> [WORK TASK]
Output everything in the listing exactly.

(EXTRACTED INFORMATION)

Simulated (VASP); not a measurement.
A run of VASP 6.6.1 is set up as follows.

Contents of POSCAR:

(End EXTRACTED INFORMATION)

> [EXERCISE RESPONSE]
Simulated (VASP); not a measurement.
A run of VASP 6.6.1 is set up as follows.

Contents of POSCAR:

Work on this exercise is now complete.